= Beginning of Section =
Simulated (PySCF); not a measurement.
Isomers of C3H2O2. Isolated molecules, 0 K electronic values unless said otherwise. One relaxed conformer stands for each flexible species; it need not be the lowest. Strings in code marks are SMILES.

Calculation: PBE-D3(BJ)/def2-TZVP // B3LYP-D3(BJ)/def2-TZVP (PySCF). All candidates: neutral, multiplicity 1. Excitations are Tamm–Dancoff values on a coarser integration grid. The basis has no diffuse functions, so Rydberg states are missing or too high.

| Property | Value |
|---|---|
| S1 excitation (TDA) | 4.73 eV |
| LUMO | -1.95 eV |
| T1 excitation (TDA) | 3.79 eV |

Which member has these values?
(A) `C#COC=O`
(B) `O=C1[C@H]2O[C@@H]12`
= End of Section =

## Work instruction
Copy out the full listing above. Keep every word as it is.

## Answer space
Simulated (PySCF); not a measurement.
Isomers of C3H2O2. Isolated molecules, 0 K electronic values unless said otherwise. One relaxed conformer stands for each flexible species; it need not be the lowest. Strings in code marks are SMILES.

Calculation: PBE-D3(BJ)/def2-TZVP // B3LYP-D3(BJ)/def2-TZVP (PySCF). All candidates: neutral, multiplicity 1. Excitations are Tamm–Dancoff values on a coarser integration grid. The basis has no diffuse functions, so Rydberg states are missing or too high.

| Property | Value |
|---|---|
| S1 excitation (TDA) | 4.73 eV |
| LUMO | -1.95 eV |
| T1 excitation (TDA) | 3.79 eV |

Which member has these values?
(A) `C#COC=O`
(B) `O=C1[C@H]2O[C@@H]12`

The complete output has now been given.